- _WORK REQUEST_:
Return verbatim every line from the first line of the data below to the line that contains "## (1) The structure", inclusive, and no further.

BEGIN

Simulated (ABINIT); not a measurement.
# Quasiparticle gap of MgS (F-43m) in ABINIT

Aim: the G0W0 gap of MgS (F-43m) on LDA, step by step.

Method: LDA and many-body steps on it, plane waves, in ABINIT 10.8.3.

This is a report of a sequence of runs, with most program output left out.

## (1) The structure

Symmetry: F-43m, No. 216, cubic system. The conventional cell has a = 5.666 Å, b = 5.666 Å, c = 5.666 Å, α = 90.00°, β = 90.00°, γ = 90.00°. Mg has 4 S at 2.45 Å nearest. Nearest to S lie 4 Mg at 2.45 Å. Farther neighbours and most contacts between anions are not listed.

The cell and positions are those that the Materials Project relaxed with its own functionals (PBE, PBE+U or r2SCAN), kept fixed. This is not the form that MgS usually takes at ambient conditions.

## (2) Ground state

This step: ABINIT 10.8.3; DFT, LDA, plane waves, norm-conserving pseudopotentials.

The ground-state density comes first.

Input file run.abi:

END

- _WRITTEN REPLY_:
Simulated (ABINIT); not a measurement.
# Quasiparticle gap of MgS (F-43m) in ABINIT

Aim: the G0W0 gap of MgS (F-43m) on LDA, step by step.

Method: LDA and many-body steps on it, plane waves, in ABINIT 10.8.3.

This is a report of a sequence of runs, with most program output left out.

## (1) The structure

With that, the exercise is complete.